▬▬▬▬▬▬▬▬▬▬

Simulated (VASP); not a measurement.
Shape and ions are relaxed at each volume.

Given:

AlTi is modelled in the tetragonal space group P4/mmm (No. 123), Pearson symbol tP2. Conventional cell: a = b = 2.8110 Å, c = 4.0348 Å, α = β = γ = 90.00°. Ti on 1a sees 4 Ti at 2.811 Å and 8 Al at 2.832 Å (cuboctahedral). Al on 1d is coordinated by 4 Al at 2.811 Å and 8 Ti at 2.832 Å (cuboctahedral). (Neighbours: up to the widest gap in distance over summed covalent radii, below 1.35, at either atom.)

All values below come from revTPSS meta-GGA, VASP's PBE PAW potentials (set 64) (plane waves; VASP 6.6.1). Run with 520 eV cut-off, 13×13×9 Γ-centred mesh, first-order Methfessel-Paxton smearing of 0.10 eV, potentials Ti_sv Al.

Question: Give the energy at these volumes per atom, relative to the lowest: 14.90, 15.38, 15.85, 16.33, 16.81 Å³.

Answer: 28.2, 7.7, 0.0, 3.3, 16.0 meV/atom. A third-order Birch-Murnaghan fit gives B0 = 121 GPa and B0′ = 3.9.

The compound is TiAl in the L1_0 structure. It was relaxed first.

▬▬▬▬▬▬▬▬▬▬

Retyping every line above exactly is all that is needed.

Simulated (VASP); not a measurement.
Shape and ions are relaxed at each volume.

Given:

AlTi is modelled in the tetragonal space group P4/mmm (No. 123), Pearson symbol tP2. Conventional cell: a = b = 2.8110 Å, c = 4.0348 Å, α = β = γ = 90.00°. Ti on 1a sees 4 Ti at 2.811 Å and 8 Al at 2.832 Å (cuboctahedral). Al on 1d is coordinated by 4 Al at 2.811 Å and 8 Ti at 2.832 Å (cuboctahedral). (Neighbours: up to the widest gap in distance over summed covalent radii, below 1.35, at either atom.)

All values below come from revTPSS meta-GGA, VASP's PBE PAW potentials (set 64) (plane waves; VASP 6.6.1). Run with 520 eV cut-off, 13×13×9 Γ-centred mesh, first-order Methfessel-Paxton smearing of 0.10 eV, potentials Ti_sv Al.

Question: Give the energy at these volumes per atom, relative to the lowest: 14.90, 15.38, 15.85, 16.33, 16.81 Å³.

Answer: 28.2, 7.7, 0.0, 3.3, 16.0 meV/atom. A third-order Birch-Murnaghan fit gives B0 = 121 GPa and B0′ = 3.9.

The compound is TiAl in the L1_0 structure. It was relaxed first.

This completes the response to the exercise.